▶ _Exercise_
Write out each line below exactly as it appears.

▶ _Information given_
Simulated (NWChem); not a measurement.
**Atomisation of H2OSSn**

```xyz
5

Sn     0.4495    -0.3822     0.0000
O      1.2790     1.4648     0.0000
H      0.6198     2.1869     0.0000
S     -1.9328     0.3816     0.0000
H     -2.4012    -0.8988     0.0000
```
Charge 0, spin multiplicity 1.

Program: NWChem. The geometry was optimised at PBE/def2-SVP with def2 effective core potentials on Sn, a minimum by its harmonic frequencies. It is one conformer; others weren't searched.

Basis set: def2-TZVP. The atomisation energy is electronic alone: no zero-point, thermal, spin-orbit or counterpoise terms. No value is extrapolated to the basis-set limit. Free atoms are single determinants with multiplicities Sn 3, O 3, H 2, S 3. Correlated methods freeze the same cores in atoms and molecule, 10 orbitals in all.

▶ _Task answer_
Simulated (NWChem); not a measurement.
**Atomisation of H2OSSn**

```xyz
5

Sn     0.4495    -0.3822     0.0000
O      1.2790     1.4648     0.0000
H      0.6198     2.1869     0.0000
S     -1.9328     0.3816     0.0000
H     -2.4012    -0.8988     0.0000
```
Charge 0, spin multiplicity 1.

Program: NWChem. The geometry was optimised at PBE/def2-SVP with def2 effective core potentials on Sn, a minimum by its harmonic frequencies. It is one conformer; others weren't searched.

Basis set: def2-TZVP. The atomisation energy is electronic alone: no zero-point, thermal, spin-orbit or counterpoise terms. No value is extrapolated to the basis-set limit. Free atoms are single determinants with multiplicities Sn 3, O 3, H 2, S 3. Correlated methods freeze the same cores in atoms and molecule, 10 orbitals in all.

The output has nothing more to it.